_Work task_.
Reproduce each line of the material exactly as it reads.

_Provided data_.
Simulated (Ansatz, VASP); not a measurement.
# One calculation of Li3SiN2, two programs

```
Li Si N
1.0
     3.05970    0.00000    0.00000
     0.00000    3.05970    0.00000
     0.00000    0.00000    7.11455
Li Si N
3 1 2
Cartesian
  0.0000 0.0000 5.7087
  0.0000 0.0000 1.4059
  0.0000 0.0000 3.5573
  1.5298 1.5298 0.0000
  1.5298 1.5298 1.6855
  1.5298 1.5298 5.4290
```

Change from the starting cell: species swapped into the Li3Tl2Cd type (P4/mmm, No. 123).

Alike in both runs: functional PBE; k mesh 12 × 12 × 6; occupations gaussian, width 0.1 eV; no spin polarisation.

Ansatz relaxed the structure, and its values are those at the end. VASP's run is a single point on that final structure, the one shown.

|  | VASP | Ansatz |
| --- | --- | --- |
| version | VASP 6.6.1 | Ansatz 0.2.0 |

_Answer area_.
Simulated (Ansatz, VASP); not a measurement.
# One calculation of Li3SiN2, two programs

```
Li Si N
1.0
     3.05970    0.00000    0.00000
     0.00000    3.05970    0.00000
     0.00000    0.00000    7.11455
Li Si N
3 1 2
Cartesian
  0.0000 0.0000 5.7087
  0.0000 0.0000 1.4059
  0.0000 0.0000 3.5573
  1.5298 1.5298 0.0000
  1.5298 1.5298 1.6855
  1.5298 1.5298 5.4290
```

Change from the starting cell: species swapped into the Li3Tl2Cd type (P4/mmm, No. 123).

Alike in both runs: functional PBE; k mesh 12 × 12 × 6; occupations gaussian, width 0.1 eV; no spin polarisation.

Ansatz relaxed the structure, and its values are those at the end. VASP's run is a single point on that final structure, the one shown.

|  | VASP | Ansatz |
| --- | --- | --- |
| version | VASP 6.6.1 | Ansatz 0.2.0 |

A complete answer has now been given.